[Entries provided Boundary: Start]

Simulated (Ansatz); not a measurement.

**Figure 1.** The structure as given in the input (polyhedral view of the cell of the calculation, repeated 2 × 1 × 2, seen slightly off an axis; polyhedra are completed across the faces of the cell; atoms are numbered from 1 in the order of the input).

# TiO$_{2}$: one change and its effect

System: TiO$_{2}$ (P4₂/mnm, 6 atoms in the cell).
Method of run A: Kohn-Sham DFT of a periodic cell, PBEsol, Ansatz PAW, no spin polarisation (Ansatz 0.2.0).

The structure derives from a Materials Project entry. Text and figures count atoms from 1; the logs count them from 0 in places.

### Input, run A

[Entries provided Boundary: End]

Work item: The material above is to be transcribed in full, exactly as it appears.

Exercise solution:
Simulated (Ansatz); not a measurement.

**Figure 1.** The structure as given in the input (polyhedral view of the cell of the calculation, repeated 2 × 1 × 2, seen slightly off an axis; polyhedra are completed across the faces of the cell; atoms are numbered from 1 in the order of the input).

# TiO$_{2}$: one change and its effect

System: TiO$_{2}$ (P4₂/mnm, 6 atoms in the cell).
Method of run A: Kohn-Sham DFT of a periodic cell, PBEsol, Ansatz PAW, no spin polarisation (Ansatz 0.2.0).

The structure derives from a Materials Project entry. Text and figures count atoms from 1; the logs count them from 0 in places.

### Input, run A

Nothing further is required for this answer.